Down to the last line below, give the listing again exactly.

## Data for review:
---------------
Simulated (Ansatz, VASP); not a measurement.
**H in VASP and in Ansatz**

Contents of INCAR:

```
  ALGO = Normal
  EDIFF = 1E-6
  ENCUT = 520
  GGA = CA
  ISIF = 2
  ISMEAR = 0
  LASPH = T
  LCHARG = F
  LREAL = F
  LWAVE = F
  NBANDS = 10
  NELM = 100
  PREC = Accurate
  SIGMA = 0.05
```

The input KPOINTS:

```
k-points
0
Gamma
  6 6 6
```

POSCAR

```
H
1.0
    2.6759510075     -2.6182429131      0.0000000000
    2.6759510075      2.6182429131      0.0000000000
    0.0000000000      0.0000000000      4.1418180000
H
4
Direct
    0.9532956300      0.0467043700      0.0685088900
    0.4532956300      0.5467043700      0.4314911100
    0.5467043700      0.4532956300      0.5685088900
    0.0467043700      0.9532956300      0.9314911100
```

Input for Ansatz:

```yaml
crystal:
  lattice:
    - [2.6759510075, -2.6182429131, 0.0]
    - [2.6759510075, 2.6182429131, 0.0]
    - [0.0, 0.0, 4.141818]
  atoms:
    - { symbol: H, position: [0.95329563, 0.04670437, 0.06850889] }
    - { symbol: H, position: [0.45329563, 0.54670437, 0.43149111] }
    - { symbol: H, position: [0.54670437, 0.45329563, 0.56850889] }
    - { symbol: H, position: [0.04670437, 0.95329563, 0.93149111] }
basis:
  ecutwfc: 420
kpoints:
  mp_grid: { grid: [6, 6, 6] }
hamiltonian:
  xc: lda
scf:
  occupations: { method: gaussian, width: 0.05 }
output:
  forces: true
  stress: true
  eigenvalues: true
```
---------------

## Written answer:
Simulated (Ansatz, VASP); not a measurement.
**H in VASP and in Ansatz**

Contents of INCAR:

```
  ALGO = Normal
  EDIFF = 1E-6
  ENCUT = 520
  GGA = CA
  ISIF = 2
  ISMEAR = 0
  LASPH = T
  LCHARG = F
  LREAL = F
  LWAVE = F
  NBANDS = 10
  NELM = 100
  PREC = Accurate
  SIGMA = 0.05
```

The input KPOINTS:

```
k-points
0
Gamma
  6 6 6
```

POSCAR

```
H
1.0
    2.6759510075     -2.6182429131      0.0000000000
    2.6759510075      2.6182429131      0.0000000000
    0.0000000000      0.0000000000      4.1418180000
H
4
Direct
    0.9532956300      0.0467043700      0.0685088900
    0.4532956300      0.5467043700      0.4314911100
    0.5467043700      0.4532956300      0.5685088900
    0.0467043700      0.9532956300      0.9314911100
```

Input for Ansatz:

```yaml
crystal:
  lattice:
    - [2.6759510075, -2.6182429131, 0.0]
    - [2.6759510075, 2.6182429131, 0.0]
    - [0.0, 0.0, 4.141818]
  atoms:
    - { symbol: H, position: [0.95329563, 0.04670437, 0.06850889] }
    - { symbol: H, position: [0.45329563, 0.54670437, 0.43149111] }
    - { symbol: H, position: [0.54670437, 0.45329563, 0.56850889] }
    - { symbol: H, position: [0.04670437, 0.95329563, 0.93149111] }
basis:
  ecutwfc: 420
kpoints:
  mp_grid: { grid: [6, 6, 6] }
hamiltonian:
  xc: lda
scf:
  occupations: { method: gaussian, width: 0.05 }
output:
  forces: true
  stress: true
  eigenvalues: true
```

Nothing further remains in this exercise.